▸ **Data extract**:
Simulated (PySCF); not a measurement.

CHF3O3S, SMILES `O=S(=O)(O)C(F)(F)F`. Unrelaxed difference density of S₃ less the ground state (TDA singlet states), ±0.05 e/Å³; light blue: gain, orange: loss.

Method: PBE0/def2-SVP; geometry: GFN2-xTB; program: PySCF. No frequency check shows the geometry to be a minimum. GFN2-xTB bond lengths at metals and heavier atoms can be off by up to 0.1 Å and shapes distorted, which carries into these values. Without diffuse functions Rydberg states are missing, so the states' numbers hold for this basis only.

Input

▸ **Work instruction**: Copy the entries above exactly. Miss none of them.

▸ **Answer box**:
Simulated (PySCF); not a measurement.

CHF3O3S, SMILES `O=S(=O)(O)C(F)(F)F`. Unrelaxed difference density of S₃ less the ground state (TDA singlet states), ±0.05 e/Å³; light blue: gain, orange: loss.

Method: PBE0/def2-SVP; geometry: GFN2-xTB; program: PySCF. No frequency check shows the geometry to be a minimum. GFN2-xTB bond lengths at metals and heavier atoms can be off by up to 0.1 Å and shapes distorted, which carries into these values. Without diffuse functions Rydberg states are missing, so the states' numbers hold for this basis only.

Input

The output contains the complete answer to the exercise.